REQUIREMENT:
When you reach the line in the data below that contains "Question: Predict the net moment.", please start repeating lines exactly, and stop after the line that contains "-0.05 | 173.66 |", repeating nothing else.

(INFORMATION GIVEN begins)

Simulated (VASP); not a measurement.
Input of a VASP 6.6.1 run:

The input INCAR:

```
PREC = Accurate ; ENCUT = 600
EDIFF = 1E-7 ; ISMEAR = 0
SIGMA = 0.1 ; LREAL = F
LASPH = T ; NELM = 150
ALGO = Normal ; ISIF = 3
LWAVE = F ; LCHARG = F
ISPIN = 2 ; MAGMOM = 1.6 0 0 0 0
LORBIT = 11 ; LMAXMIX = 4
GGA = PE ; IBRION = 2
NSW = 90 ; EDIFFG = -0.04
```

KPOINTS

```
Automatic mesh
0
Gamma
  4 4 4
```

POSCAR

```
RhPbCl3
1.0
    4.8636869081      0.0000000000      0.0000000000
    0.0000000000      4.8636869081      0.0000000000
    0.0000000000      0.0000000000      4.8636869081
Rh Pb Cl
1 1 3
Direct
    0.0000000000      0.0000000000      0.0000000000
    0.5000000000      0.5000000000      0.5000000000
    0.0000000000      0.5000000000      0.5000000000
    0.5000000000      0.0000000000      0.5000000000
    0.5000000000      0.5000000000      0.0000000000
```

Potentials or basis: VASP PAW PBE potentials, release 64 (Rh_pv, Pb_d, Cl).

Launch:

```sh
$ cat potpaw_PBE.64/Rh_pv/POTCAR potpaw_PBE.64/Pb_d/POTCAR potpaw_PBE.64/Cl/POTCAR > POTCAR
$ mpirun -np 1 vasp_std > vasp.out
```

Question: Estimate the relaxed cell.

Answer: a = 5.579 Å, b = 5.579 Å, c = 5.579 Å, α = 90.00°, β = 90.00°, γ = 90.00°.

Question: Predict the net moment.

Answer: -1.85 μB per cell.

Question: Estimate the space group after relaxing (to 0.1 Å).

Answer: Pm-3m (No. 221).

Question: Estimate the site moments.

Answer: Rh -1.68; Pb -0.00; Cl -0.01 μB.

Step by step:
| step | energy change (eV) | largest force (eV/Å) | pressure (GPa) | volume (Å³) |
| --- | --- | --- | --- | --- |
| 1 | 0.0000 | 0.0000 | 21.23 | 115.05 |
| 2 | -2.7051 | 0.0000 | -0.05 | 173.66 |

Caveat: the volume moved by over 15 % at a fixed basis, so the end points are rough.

(INFORMATION GIVEN ends)

ANSWER SPACE:
Question: Predict the net moment.

Answer: -1.85 μB per cell.

Question: Estimate the space group after relaxing (to 0.1 Å).

Answer: Pm-3m (No. 221).

Question: Estimate the site moments.

Answer: Rh -1.68; Pb -0.00; Cl -0.01 μB.

Step by step:
| step | energy change (eV) | largest force (eV/Å) | pressure (GPa) | volume (Å³) |
| --- | --- | --- | --- | --- |
| 1 | 0.0000 | 0.0000 | 21.23 | 115.05 |
| 2 | -2.7051 | 0.0000 | -0.05 | 173.66 |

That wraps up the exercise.